— Supplied data —
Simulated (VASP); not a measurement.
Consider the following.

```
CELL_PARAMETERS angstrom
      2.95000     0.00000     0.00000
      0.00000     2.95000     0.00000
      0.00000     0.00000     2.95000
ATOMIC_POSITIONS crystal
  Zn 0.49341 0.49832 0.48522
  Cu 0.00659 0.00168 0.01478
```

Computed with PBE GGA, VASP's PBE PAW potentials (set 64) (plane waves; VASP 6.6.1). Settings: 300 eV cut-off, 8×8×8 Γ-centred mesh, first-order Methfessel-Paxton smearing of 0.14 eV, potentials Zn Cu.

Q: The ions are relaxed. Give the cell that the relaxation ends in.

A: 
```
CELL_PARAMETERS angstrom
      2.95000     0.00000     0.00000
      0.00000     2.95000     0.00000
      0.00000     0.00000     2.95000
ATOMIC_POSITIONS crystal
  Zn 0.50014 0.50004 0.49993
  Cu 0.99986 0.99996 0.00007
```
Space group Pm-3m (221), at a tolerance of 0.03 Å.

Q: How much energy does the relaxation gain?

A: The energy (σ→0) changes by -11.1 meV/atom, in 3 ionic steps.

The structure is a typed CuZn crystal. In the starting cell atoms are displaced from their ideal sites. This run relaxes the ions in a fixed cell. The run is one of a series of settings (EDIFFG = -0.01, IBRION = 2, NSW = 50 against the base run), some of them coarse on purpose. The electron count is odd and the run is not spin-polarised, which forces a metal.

— Task item —
Nothing should be returned except the lines from the first line of the data above through the line with "A: The energy", each one exact.

— Problem solution —
Simulated (VASP); not a measurement.
Consider the following.

```
CELL_PARAMETERS angstrom
      2.95000     0.00000     0.00000
      0.00000     2.95000     0.00000
      0.00000     0.00000     2.95000
ATOMIC_POSITIONS crystal
  Zn 0.49341 0.49832 0.48522
  Cu 0.00659 0.00168 0.01478
```

Computed with PBE GGA, VASP's PBE PAW potentials (set 64) (plane waves; VASP 6.6.1). Settings: 300 eV cut-off, 8×8×8 Γ-centred mesh, first-order Methfessel-Paxton smearing of 0.14 eV, potentials Zn Cu.

Q: The ions are relaxed. Give the cell that the relaxation ends in.

A: 
```
CELL_PARAMETERS angstrom
      2.95000     0.00000     0.00000
      0.00000     2.95000     0.00000
      0.00000     0.00000     2.95000
ATOMIC_POSITIONS crystal
  Zn 0.50014 0.50004 0.49993
  Cu 0.99986 0.99996 0.00007
```
Space group Pm-3m (221), at a tolerance of 0.03 Å.

Q: How much energy does the relaxation gain?

A: The energy (σ→0) changes by -11.1 meV/atom, in 3 ionic steps.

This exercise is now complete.